### EXERCISE
Type out the entries again, matching each one exactly.

### RECORDED DATA
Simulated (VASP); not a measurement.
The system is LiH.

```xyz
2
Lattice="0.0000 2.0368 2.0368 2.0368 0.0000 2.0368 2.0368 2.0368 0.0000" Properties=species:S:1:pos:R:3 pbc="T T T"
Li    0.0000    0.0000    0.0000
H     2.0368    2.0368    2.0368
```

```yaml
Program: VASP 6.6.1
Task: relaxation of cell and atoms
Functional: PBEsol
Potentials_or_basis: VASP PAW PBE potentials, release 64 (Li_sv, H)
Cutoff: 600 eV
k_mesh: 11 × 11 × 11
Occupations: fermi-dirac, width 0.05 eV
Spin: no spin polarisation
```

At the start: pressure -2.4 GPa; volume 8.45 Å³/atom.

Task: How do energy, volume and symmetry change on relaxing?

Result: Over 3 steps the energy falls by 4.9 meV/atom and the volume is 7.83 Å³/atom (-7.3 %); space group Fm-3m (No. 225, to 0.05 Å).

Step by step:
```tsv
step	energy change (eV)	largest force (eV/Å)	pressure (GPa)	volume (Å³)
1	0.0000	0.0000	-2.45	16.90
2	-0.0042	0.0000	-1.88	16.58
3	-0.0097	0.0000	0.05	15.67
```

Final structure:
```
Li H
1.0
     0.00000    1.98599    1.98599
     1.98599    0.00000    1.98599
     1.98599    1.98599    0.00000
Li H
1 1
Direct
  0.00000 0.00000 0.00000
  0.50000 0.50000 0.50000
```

### WRITTEN SOLUTION
Simulated (VASP); not a measurement.
The system is LiH.

```xyz
2
Lattice="0.0000 2.0368 2.0368 2.0368 0.0000 2.0368 2.0368 2.0368 0.0000" Properties=species:S:1:pos:R:3 pbc="T T T"
Li    0.0000    0.0000    0.0000
H     2.0368    2.0368    2.0368
```

```yaml
Program: VASP 6.6.1
Task: relaxation of cell and atoms
Functional: PBEsol
Potentials_or_basis: VASP PAW PBE potentials, release 64 (Li_sv, H)
Cutoff: 600 eV
k_mesh: 11 × 11 × 11
Occupations: fermi-dirac, width 0.05 eV
Spin: no spin polarisation
```

At the start: pressure -2.4 GPa; volume 8.45 Å³/atom.

Task: How do energy, volume and symmetry change on relaxing?

Result: Over 3 steps the energy falls by 4.9 meV/atom and the volume is 7.83 Å³/atom (-7.3 %); space group Fm-3m (No. 225, to 0.05 Å).

Step by step:
```tsv
step	energy change (eV)	largest force (eV/Å)	pressure (GPa)	volume (Å³)
1	0.0000	0.0000	-2.45	16.90
2	-0.0042	0.0000	-1.88	16.58
3	-0.0097	0.0000	0.05	15.67
```

Final structure:
```
Li H
1.0
     0.00000    1.98599    1.98599
     1.98599    0.00000    1.98599
     1.98599    1.98599    0.00000
Li H
1 1
Direct
  0.00000 0.00000 0.00000
  0.50000 0.50000 0.50000
```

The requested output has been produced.